(Extracted records):
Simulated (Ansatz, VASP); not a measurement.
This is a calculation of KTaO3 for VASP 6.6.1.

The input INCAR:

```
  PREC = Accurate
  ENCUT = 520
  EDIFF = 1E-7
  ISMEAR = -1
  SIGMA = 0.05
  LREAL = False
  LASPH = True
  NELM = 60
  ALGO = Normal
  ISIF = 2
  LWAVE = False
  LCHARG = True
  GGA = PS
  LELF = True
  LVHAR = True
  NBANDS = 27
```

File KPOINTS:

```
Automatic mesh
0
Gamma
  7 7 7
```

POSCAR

(Task item):
Could you restate the listing above word for word, leaving nothing out?

(Exercise solution):
Simulated (Ansatz, VASP); not a measurement.
This is a calculation of KTaO3 for VASP 6.6.1.

The input INCAR:

```
  PREC = Accurate
  ENCUT = 520
  EDIFF = 1E-7
  ISMEAR = -1
  SIGMA = 0.05
  LREAL = False
  LASPH = True
  NELM = 60
  ALGO = Normal
  ISIF = 2
  LWAVE = False
  LCHARG = True
  GGA = PS
  LELF = True
  LVHAR = True
  NBANDS = 27
```

File KPOINTS:

```
Automatic mesh
0
Gamma
  7 7 7
```

POSCAR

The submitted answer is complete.